*Work item*: Start with the first line of the data and end with the line that holds "- UKS-LDA (SVWN5)/6-31G*"; write out each one exactly.

*Dataset content*:
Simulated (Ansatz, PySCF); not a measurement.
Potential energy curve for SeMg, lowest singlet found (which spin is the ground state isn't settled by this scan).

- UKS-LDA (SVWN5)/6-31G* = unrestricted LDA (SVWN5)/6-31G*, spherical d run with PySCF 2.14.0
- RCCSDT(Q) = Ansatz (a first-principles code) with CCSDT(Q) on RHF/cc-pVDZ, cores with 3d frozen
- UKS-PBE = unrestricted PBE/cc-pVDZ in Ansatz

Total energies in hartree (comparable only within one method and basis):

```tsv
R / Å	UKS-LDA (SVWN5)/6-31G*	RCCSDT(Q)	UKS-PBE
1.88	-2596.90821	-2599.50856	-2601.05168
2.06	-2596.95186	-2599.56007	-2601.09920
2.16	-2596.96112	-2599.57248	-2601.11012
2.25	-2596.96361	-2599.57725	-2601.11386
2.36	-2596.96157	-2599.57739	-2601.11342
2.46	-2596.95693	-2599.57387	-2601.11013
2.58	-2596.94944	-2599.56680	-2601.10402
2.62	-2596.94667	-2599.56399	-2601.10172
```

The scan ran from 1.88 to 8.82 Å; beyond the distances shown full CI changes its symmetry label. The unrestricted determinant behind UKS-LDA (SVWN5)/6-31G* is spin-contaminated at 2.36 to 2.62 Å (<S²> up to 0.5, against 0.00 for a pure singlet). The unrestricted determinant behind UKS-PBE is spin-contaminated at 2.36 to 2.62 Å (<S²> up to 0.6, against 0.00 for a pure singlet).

*Exercise solution*:
Simulated (Ansatz, PySCF); not a measurement.
Potential energy curve for SeMg, lowest singlet found (which spin is the ground state isn't settled by this scan).

- UKS-LDA (SVWN5)/6-31G* = unrestricted LDA (SVWN5)/6-31G*, spherical d run with PySCF 2.14.0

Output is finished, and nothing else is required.